*** ENTRIES PROVIDED ***

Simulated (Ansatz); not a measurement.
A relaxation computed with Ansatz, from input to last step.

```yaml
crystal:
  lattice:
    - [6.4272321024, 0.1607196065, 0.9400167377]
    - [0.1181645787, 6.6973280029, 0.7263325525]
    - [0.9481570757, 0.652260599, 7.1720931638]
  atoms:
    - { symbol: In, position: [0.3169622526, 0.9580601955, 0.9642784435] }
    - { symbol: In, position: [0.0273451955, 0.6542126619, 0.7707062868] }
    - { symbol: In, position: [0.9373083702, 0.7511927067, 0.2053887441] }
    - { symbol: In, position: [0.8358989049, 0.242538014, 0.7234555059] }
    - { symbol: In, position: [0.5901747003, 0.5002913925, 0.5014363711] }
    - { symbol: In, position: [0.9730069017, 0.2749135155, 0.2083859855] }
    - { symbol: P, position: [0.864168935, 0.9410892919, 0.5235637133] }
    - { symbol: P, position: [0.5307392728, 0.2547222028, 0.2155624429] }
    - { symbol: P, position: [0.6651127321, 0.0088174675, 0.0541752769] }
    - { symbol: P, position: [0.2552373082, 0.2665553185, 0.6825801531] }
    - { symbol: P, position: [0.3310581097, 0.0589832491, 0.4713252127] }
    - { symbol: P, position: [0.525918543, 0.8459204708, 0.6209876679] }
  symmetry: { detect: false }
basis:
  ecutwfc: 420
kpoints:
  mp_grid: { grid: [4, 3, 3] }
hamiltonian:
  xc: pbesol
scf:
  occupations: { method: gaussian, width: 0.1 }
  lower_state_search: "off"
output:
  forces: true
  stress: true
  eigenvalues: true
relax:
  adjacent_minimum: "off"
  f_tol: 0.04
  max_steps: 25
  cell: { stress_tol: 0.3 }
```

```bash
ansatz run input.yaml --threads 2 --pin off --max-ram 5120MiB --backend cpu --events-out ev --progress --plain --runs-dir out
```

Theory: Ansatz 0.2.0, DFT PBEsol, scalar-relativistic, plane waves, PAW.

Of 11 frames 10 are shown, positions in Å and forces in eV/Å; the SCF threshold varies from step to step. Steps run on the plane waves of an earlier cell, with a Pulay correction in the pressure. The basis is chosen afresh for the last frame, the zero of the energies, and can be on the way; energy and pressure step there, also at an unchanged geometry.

*** End of ENTRIES PROVIDED ***

» WORK ORDER
Each line from the top of the data, up to and including the line that contains "Theory: Ansatz 0.2.0, DFT", should be set down exactly.

» EXPECTED ANSWER
Simulated (Ansatz); not a measurement.
A relaxation computed with Ansatz, from input to last step.

```yaml
crystal:
  lattice:
    - [6.4272321024, 0.1607196065, 0.9400167377]
    - [0.1181645787, 6.6973280029, 0.7263325525]
    - [0.9481570757, 0.652260599, 7.1720931638]
  atoms:
    - { symbol: In, position: [0.3169622526, 0.9580601955, 0.9642784435] }
    - { symbol: In, position: [0.0273451955, 0.6542126619, 0.7707062868] }
    - { symbol: In, position: [0.9373083702, 0.7511927067, 0.2053887441] }
    - { symbol: In, position: [0.8358989049, 0.242538014, 0.7234555059] }
    - { symbol: In, position: [0.5901747003, 0.5002913925, 0.5014363711] }
    - { symbol: In, position: [0.9730069017, 0.2749135155, 0.2083859855] }
    - { symbol: P, position: [0.864168935, 0.9410892919, 0.5235637133] }
    - { symbol: P, position: [0.5307392728, 0.2547222028, 0.2155624429] }
    - { symbol: P, position: [0.6651127321, 0.0088174675, 0.0541752769] }
    - { symbol: P, position: [0.2552373082, 0.2665553185, 0.6825801531] }
    - { symbol: P, position: [0.3310581097, 0.0589832491, 0.4713252127] }
    - { symbol: P, position: [0.525918543, 0.8459204708, 0.6209876679] }
  symmetry: { detect: false }
basis:
  ecutwfc: 420
kpoints:
  mp_grid: { grid: [4, 3, 3] }
hamiltonian:
  xc: pbesol
scf:
  occupations: { method: gaussian, width: 0.1 }
  lower_state_search: "off"
output:
  forces: true
  stress: true
  eigenvalues: true
relax:
  adjacent_minimum: "off"
  f_tol: 0.04
  max_steps: 25
  cell: { stress_tol: 0.3 }
```

```bash
ansatz run input.yaml --threads 2 --pin off --max-ram 5120MiB --backend cpu --events-out ev --progress --plain --runs-dir out
```

Theory: Ansatz 0.2.0, DFT PBEsol, scalar-relativistic, plane waves, PAW.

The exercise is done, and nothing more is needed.